Source material
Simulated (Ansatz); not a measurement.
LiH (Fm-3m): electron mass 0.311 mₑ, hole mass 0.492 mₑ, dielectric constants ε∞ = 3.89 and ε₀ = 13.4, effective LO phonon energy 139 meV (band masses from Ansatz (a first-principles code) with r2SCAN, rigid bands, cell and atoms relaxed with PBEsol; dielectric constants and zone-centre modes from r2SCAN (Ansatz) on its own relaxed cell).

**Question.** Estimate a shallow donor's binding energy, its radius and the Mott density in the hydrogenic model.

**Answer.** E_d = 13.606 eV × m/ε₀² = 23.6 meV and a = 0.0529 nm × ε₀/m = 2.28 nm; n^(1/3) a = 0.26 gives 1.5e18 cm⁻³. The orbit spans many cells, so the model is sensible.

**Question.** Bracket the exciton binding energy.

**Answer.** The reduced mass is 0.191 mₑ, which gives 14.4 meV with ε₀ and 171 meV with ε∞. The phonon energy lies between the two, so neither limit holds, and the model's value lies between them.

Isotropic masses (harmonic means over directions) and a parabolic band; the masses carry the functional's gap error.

Required action
Repeat exactly the lines from the first line of the records above through the line containing "the hydrogenic model.", both included, and nothing else.

Reply
Simulated (Ansatz); not a measurement.
LiH (Fm-3m): electron mass 0.311 mₑ, hole mass 0.492 mₑ, dielectric constants ε∞ = 3.89 and ε₀ = 13.4, effective LO phonon energy 139 meV (band masses from Ansatz (a first-principles code) with r2SCAN, rigid bands, cell and atoms relaxed with PBEsol; dielectric constants and zone-centre modes from r2SCAN (Ansatz) on its own relaxed cell).

**Question.** Estimate a shallow donor's binding energy, its radius and the Mott density in the hydrogenic model.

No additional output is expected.